# [Requirement]
Find the line with "All values below" in the entries below, then reproduce it and every line after it down to and including the line with "It has no gap", exactly.

# [Record excerpts]

_ _ _ _

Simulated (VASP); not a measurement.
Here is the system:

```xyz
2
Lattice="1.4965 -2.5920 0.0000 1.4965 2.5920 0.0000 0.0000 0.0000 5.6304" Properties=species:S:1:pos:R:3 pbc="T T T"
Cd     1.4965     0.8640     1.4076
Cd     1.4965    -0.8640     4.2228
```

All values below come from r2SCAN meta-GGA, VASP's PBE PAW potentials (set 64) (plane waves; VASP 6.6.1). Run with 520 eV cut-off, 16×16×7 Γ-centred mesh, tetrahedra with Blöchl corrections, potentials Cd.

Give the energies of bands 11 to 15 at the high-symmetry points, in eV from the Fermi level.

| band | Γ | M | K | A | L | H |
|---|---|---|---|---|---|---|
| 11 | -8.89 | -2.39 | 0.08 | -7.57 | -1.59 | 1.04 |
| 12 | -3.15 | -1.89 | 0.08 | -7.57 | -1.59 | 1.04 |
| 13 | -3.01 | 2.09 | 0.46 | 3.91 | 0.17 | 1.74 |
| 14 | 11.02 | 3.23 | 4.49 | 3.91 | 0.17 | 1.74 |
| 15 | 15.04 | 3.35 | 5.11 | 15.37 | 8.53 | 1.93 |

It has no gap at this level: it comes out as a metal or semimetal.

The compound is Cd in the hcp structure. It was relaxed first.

_ _ _ _

# [Exercise response]
All values below come from r2SCAN meta-GGA, VASP's PBE PAW potentials (set 64) (plane waves; VASP 6.6.1). Run with 520 eV cut-off, 16×16×7 Γ-centred mesh, tetrahedra with Blöchl corrections, potentials Cd.

Give the energies of bands 11 to 15 at the high-symmetry points, in eV from the Fermi level.

| band | Γ | M | K | A | L | H |
|---|---|---|---|---|---|---|
| 11 | -8.89 | -2.39 | 0.08 | -7.57 | -1.59 | 1.04 |
| 12 | -3.15 | -1.89 | 0.08 | -7.57 | -1.59 | 1.04 |
| 13 | -3.01 | 2.09 | 0.46 | 3.91 | 0.17 | 1.74 |
| 14 | 11.02 | 3.23 | 4.49 | 3.91 | 0.17 | 1.74 |
| 15 | 15.04 | 3.35 | 5.11 | 15.37 | 8.53 | 1.93 |

It has no gap at this level: it comes out as a metal or semimetal.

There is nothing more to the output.